^^^^

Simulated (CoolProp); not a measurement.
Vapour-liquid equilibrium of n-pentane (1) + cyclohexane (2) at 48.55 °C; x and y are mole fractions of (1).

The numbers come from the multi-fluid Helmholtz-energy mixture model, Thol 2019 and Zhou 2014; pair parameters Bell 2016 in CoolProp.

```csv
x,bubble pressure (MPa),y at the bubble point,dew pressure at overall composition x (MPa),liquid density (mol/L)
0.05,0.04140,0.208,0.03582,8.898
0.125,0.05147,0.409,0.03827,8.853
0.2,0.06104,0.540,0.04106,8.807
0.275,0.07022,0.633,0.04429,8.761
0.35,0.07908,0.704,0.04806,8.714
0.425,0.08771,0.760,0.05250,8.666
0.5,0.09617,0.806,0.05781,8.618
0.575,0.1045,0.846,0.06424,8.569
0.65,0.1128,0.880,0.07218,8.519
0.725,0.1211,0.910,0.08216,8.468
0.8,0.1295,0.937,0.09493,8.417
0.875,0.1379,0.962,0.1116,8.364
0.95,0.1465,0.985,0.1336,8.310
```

^^^^

▶ **Exercise**
Take the material above and return all of it exactly.

▶ **Exercise solution**
Simulated (CoolProp); not a measurement.
Vapour-liquid equilibrium of n-pentane (1) + cyclohexane (2) at 48.55 °C; x and y are mole fractions of (1).

The numbers come from the multi-fluid Helmholtz-energy mixture model, Thol 2019 and Zhou 2014; pair parameters Bell 2016 in CoolProp.

```csv
x,bubble pressure (MPa),y at the bubble point,dew pressure at overall composition x (MPa),liquid density (mol/L)
0.05,0.04140,0.208,0.03582,8.898
0.125,0.05147,0.409,0.03827,8.853
0.2,0.06104,0.540,0.04106,8.807
0.275,0.07022,0.633,0.04429,8.761
0.35,0.07908,0.704,0.04806,8.714
0.425,0.08771,0.760,0.05250,8.666
0.5,0.09617,0.806,0.05781,8.618
0.575,0.1045,0.846,0.06424,8.569
0.65,0.1128,0.880,0.07218,8.519
0.725,0.1211,0.910,0.08216,8.468
0.8,0.1295,0.937,0.09493,8.417
0.875,0.1379,0.962,0.1116,8.364
0.95,0.1465,0.985,0.1336,8.310
```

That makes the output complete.